■ Assignment ■
Repeat each entry below without omitting a single word.

** Data provided follows **
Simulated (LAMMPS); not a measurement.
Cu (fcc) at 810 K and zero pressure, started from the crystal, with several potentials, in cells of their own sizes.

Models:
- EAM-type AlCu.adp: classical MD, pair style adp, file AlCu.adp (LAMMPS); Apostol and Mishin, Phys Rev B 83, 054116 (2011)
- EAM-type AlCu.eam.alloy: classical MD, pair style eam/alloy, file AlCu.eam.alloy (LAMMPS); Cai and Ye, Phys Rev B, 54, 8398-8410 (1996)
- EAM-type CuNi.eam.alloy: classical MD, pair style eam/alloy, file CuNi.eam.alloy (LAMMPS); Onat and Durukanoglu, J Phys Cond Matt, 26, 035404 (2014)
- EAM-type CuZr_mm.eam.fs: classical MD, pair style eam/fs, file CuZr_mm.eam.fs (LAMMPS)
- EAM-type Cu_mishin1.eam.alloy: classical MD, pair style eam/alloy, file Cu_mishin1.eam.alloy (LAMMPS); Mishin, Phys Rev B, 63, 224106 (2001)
** End of Data provided **

■ Problem solution ■
Simulated (LAMMPS); not a measurement.
Cu (fcc) at 810 K and zero pressure, started from the crystal, with several potentials, in cells of their own sizes.

Models:
- EAM-type AlCu.adp: classical MD, pair style adp, file AlCu.adp (LAMMPS); Apostol and Mishin, Phys Rev B 83, 054116 (2011)
- EAM-type AlCu.eam.alloy: classical MD, pair style eam/alloy, file AlCu.eam.alloy (LAMMPS); Cai and Ye, Phys Rev B, 54, 8398-8410 (1996)
- EAM-type CuNi.eam.alloy: classical MD, pair style eam/alloy, file CuNi.eam.alloy (LAMMPS); Onat and Durukanoglu, J Phys Cond Matt, 26, 035404 (2014)
- EAM-type CuZr_mm.eam.fs: classical MD, pair style eam/fs, file CuZr_mm.eam.fs (LAMMPS)
- EAM-type Cu_mishin1.eam.alloy: classical MD, pair style eam/alloy, file Cu_mishin1.eam.alloy (LAMMPS); Mishin, Phys Rev B, 63, 224106 (2001)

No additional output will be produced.